········

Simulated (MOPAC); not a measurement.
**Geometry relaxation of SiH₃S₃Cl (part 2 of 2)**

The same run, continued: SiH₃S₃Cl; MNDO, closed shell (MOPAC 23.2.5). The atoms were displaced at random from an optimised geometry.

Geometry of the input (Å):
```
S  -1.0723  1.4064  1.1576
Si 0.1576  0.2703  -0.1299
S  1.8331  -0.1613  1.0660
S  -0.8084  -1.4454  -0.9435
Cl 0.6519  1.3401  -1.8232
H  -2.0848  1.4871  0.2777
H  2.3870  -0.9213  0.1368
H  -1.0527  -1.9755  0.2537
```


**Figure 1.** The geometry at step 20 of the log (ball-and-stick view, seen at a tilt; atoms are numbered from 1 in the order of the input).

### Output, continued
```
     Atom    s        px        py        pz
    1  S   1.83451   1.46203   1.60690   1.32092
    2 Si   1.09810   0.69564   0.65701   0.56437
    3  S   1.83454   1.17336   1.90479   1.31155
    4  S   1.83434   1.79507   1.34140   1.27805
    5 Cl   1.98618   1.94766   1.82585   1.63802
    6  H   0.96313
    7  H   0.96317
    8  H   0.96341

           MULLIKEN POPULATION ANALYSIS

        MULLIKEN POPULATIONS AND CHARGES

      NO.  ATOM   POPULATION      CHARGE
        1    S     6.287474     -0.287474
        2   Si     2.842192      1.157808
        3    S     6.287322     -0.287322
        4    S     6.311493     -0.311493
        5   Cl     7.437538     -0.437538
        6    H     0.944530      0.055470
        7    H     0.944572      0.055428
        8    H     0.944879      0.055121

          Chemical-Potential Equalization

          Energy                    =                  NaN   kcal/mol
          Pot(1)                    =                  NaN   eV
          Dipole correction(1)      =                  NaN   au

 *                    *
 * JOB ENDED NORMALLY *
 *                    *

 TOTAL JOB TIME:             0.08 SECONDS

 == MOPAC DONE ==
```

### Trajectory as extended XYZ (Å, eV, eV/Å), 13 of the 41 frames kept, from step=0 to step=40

········

◆ **BRIEF**:
Begin at the first line of the records above and quote every line verbatim through the one that contains "Geometry of the".

◆ **EXERCISE ANSWER**:
Simulated (MOPAC); not a measurement.
**Geometry relaxation of SiH₃S₃Cl (part 2 of 2)**

The same run, continued: SiH₃S₃Cl; MNDO, closed shell (MOPAC 23.2.5). The atoms were displaced at random from an optimised geometry.

Geometry of the input (Å):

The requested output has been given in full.